WORK INSTRUCTION
The output must match the entries below exactly.

SOURCE MATERIAL
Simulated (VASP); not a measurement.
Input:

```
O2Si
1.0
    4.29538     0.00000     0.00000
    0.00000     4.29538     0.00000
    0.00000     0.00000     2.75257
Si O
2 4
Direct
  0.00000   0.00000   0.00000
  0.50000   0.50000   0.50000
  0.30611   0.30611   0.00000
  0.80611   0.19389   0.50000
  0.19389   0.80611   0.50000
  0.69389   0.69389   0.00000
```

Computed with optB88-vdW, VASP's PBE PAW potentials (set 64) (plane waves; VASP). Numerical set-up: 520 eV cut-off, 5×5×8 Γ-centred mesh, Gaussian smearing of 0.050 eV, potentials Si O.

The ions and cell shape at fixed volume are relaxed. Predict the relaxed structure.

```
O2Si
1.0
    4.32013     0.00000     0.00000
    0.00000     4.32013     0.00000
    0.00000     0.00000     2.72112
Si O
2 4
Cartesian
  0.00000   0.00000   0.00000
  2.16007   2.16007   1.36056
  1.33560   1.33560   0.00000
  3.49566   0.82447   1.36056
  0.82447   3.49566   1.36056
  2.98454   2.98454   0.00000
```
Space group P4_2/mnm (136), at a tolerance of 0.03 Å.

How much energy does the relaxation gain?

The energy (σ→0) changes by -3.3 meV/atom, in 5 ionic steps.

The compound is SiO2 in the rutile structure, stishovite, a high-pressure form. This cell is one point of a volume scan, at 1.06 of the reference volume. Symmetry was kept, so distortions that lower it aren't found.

YOUR SOLUTION
Simulated (VASP); not a measurement.
Input:

```
O2Si
1.0
    4.29538     0.00000     0.00000
    0.00000     4.29538     0.00000
    0.00000     0.00000     2.75257
Si O
2 4
Direct
  0.00000   0.00000   0.00000
  0.50000   0.50000   0.50000
  0.30611   0.30611   0.00000
  0.80611   0.19389   0.50000
  0.19389   0.80611   0.50000
  0.69389   0.69389   0.00000
```

Computed with optB88-vdW, VASP's PBE PAW potentials (set 64) (plane waves; VASP). Numerical set-up: 520 eV cut-off, 5×5×8 Γ-centred mesh, Gaussian smearing of 0.050 eV, potentials Si O.

The ions and cell shape at fixed volume are relaxed. Predict the relaxed structure.

```
O2Si
1.0
    4.32013     0.00000     0.00000
    0.00000     4.32013     0.00000
    0.00000     0.00000     2.72112
Si O
2 4
Cartesian
  0.00000   0.00000   0.00000
  2.16007   2.16007   1.36056
  1.33560   1.33560   0.00000
  3.49566   0.82447   1.36056
  0.82447   3.49566   1.36056
  2.98454   2.98454   0.00000
```
Space group P4_2/mnm (136), at a tolerance of 0.03 Å.

How much energy does the relaxation gain?

The energy (σ→0) changes by -3.3 meV/atom, in 5 ionic steps.

The compound is SiO2 in the rutile structure, stishovite, a high-pressure form. This cell is one point of a volume scan, at 1.06 of the reference volume. Symmetry was kept, so distortions that lower it aren't found.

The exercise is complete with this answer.